= Requirement =
Copy, exactly and without additions, every line in the records below from the one holding "- shielding tensors at PBE0/pcSseg-1 (GIAO)" through the one holding "Shieldings were converted", both ends included.

= Data shown =
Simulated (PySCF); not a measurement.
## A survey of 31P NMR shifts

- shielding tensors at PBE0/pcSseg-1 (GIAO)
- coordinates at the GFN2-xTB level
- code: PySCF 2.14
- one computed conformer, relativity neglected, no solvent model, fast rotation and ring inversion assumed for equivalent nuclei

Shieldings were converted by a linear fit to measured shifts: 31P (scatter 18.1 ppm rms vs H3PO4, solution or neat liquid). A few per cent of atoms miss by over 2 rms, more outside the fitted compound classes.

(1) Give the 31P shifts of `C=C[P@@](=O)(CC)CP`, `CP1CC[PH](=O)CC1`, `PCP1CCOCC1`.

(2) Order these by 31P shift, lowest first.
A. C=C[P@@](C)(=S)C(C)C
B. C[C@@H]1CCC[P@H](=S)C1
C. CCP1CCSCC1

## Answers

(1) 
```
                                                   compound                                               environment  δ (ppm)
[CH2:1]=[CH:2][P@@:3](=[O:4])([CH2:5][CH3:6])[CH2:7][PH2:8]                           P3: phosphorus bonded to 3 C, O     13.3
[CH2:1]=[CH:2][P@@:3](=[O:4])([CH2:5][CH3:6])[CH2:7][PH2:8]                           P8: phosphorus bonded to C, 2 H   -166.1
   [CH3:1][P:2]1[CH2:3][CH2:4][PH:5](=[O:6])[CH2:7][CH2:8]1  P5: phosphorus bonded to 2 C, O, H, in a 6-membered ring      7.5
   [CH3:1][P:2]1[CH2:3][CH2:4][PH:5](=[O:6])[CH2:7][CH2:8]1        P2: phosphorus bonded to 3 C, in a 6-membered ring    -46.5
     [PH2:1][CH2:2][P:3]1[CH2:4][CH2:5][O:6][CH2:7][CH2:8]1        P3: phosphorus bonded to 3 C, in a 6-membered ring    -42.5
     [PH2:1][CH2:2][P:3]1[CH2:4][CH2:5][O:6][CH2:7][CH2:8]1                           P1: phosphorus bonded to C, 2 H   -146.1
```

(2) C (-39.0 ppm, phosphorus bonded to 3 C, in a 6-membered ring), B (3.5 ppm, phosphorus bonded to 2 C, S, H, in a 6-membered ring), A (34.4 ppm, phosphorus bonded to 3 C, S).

= Reply =
- shielding tensors at PBE0/pcSseg-1 (GIAO)
- coordinates at the GFN2-xTB level
- code: PySCF 2.14
- one computed conformer, relativity neglected, no solvent model, fast rotation and ring inversion assumed for equivalent nuclei

Shieldings were converted by a linear fit to measured shifts: 31P (scatter 18.1 ppm rms vs H3PO4, solution or neat liquid). A few per cent of atoms miss by over 2 rms, more outside the fitted compound classes.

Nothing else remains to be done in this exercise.